## Work order
Repeat each record word for word.

## Records shown
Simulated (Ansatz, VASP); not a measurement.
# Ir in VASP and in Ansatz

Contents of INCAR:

## Written response
Simulated (Ansatz, VASP); not a measurement.
# Ir in VASP and in Ansatz

Contents of INCAR:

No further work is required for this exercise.